+++

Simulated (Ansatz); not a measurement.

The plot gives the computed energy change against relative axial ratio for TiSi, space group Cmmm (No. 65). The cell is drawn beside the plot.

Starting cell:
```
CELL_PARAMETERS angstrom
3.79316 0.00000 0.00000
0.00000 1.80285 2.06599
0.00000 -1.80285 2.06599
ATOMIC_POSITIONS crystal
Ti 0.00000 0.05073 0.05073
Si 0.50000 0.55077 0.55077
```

+++

■ **Activity**:
Write out the material above exactly and in full.

■ **Written response**:
Simulated (Ansatz); not a measurement.

The plot gives the computed energy change against relative axial ratio for TiSi, space group Cmmm (No. 65). The cell is drawn beside the plot.

Starting cell:
```
CELL_PARAMETERS angstrom
3.79316 0.00000 0.00000
0.00000 1.80285 2.06599
0.00000 -1.80285 2.06599
ATOMIC_POSITIONS crystal
Ti 0.00000 0.05073 0.05073
Si 0.50000 0.55077 0.55077
```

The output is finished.